ASSIGNMENT ::
Print, from the listing below, the lines starting at the line containing "Computed with DFT" and ending at the line containing "Spin polarisation was", exactly as they stand, and print nothing else.

━━━ GIVEN ENTRIES ━━━

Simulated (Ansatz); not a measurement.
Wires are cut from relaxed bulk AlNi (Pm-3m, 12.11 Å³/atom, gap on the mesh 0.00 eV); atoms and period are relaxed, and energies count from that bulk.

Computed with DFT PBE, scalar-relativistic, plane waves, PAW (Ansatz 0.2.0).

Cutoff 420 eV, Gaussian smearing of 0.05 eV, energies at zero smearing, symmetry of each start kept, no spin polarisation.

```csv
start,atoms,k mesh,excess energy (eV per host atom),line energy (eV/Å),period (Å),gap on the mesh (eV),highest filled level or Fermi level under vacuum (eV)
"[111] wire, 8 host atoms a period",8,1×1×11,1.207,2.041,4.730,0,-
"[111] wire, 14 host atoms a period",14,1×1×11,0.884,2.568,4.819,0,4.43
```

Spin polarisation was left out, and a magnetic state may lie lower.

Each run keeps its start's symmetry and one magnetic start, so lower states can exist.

━━━

RESULT ::
Computed with DFT PBE, scalar-relativistic, plane waves, PAW (Ansatz 0.2.0).

Cutoff 420 eV, Gaussian smearing of 0.05 eV, energies at zero smearing, symmetry of each start kept, no spin polarisation.

```csv
start,atoms,k mesh,excess energy (eV per host atom),line energy (eV/Å),period (Å),gap on the mesh (eV),highest filled level or Fermi level under vacuum (eV)
"[111] wire, 8 host atoms a period",8,1×1×11,1.207,2.041,4.730,0,-
"[111] wire, 14 host atoms a period",14,1×1×11,0.884,2.568,4.819,0,4.43
```

Spin polarisation was left out, and a magnetic state may lie lower.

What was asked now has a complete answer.